*Record excerpts*:
= Beginning of Section =

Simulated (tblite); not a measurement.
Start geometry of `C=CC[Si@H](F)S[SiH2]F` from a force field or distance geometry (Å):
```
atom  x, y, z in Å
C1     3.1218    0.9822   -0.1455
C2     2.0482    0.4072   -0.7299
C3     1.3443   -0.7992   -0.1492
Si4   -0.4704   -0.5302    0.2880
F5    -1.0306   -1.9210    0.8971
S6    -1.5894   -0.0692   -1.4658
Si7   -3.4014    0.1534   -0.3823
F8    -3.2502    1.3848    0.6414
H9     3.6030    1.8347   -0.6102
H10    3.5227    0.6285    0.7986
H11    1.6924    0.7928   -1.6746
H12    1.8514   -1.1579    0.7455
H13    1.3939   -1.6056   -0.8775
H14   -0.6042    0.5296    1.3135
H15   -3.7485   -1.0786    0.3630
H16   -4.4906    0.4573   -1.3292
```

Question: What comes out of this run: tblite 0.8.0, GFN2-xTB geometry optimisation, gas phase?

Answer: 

= End of Section =

*Assigned task*:
The stopping point is the line containing "Question: What comes". Reproduce exactly every line of the material from the first through that one.

*Solution*:
Simulated (tblite); not a measurement.
Start geometry of `C=CC[Si@H](F)S[SiH2]F` from a force field or distance geometry (Å):
```
atom  x, y, z in Å
C1     3.1218    0.9822   -0.1455
C2     2.0482    0.4072   -0.7299
C3     1.3443   -0.7992   -0.1492
Si4   -0.4704   -0.5302    0.2880
F5    -1.0306   -1.9210    0.8971
S6    -1.5894   -0.0692   -1.4658
Si7   -3.4014    0.1534   -0.3823
F8    -3.2502    1.3848    0.6414
H9     3.6030    1.8347   -0.6102
H10    3.5227    0.6285    0.7986
H11    1.6924    0.7928   -1.6746
H12    1.8514   -1.1579    0.7455
H13    1.3939   -1.6056   -0.8775
H14   -0.6042    0.5296    1.3135
H15   -3.7485   -1.0786    0.3630
H16   -4.4906    0.4573   -1.3292
```

Question: What comes out of this run: tblite 0.8.0, GFN2-xTB geometry optimisation, gas phase?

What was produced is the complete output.